### Provided information
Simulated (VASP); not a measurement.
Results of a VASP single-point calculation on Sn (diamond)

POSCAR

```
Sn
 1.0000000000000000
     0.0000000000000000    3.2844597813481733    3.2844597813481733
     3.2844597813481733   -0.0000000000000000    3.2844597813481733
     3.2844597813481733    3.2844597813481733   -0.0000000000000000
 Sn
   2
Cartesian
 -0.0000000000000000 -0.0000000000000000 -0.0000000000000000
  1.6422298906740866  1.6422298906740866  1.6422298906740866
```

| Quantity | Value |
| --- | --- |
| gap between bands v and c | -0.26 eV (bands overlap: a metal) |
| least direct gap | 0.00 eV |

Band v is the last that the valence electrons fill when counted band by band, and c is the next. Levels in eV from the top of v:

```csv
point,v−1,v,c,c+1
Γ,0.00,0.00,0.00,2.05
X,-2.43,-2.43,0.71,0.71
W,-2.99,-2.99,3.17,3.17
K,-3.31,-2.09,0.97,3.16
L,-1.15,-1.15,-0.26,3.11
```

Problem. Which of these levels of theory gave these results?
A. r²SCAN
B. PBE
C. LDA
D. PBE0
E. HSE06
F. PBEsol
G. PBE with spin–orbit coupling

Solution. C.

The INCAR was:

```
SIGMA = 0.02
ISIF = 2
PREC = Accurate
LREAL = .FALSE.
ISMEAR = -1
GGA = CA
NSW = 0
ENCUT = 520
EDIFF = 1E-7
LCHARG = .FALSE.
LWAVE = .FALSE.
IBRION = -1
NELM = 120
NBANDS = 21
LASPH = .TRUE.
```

### Activity
Quote, word for word, every line from the top of the entries through the line that holds "overlap: a metal) |".

### Response
Simulated (VASP); not a measurement.
Results of a VASP single-point calculation on Sn (diamond)

POSCAR

```
Sn
 1.0000000000000000
     0.0000000000000000    3.2844597813481733    3.2844597813481733
     3.2844597813481733   -0.0000000000000000    3.2844597813481733
     3.2844597813481733    3.2844597813481733   -0.0000000000000000
 Sn
   2
Cartesian
 -0.0000000000000000 -0.0000000000000000 -0.0000000000000000
  1.6422298906740866  1.6422298906740866  1.6422298906740866
```

| Quantity | Value |
| --- | --- |
| gap between bands v and c | -0.26 eV (bands overlap: a metal) |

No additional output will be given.